Extracted data:
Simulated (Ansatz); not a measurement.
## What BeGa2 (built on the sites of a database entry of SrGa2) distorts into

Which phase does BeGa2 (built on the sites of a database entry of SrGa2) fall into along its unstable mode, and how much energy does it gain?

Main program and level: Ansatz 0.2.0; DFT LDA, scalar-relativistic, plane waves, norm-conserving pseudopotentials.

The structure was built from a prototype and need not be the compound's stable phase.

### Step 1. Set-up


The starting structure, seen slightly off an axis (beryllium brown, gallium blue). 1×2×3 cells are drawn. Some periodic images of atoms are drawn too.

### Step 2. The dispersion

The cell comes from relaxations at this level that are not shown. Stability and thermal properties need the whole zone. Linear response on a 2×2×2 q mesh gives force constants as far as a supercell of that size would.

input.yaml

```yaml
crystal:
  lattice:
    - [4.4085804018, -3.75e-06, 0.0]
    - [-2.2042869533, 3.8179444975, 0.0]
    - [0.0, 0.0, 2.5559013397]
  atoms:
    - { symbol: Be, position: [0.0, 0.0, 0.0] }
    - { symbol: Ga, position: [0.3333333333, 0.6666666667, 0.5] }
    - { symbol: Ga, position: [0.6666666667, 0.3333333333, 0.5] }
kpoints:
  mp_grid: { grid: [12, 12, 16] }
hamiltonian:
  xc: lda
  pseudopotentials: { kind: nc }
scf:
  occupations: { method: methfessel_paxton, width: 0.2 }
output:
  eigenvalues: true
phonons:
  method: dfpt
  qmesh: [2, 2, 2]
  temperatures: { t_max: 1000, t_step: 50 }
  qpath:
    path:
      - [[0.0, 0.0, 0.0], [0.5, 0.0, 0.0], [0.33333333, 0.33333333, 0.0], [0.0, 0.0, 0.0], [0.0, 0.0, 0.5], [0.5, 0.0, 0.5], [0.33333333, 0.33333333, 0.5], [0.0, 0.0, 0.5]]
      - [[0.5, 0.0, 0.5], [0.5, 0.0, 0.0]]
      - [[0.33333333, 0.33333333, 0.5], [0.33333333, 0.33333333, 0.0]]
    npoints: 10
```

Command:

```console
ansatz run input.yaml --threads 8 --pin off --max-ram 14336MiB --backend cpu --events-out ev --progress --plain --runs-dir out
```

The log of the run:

Requirement: From the data above, output exactly the lines between the one containing "Main program and" and the one containing "The starting structure, seen", counting both of them.

Response area:
Main program and level: Ansatz 0.2.0; DFT LDA, scalar-relativistic, plane waves, norm-conserving pseudopotentials.

The structure was built from a prototype and need not be the compound's stable phase.

### Step 1. Set-up


The starting structure, seen slightly off an axis (beryllium brown, gallium blue). 1×2×3 cells are drawn. Some periodic images of atoms are drawn too.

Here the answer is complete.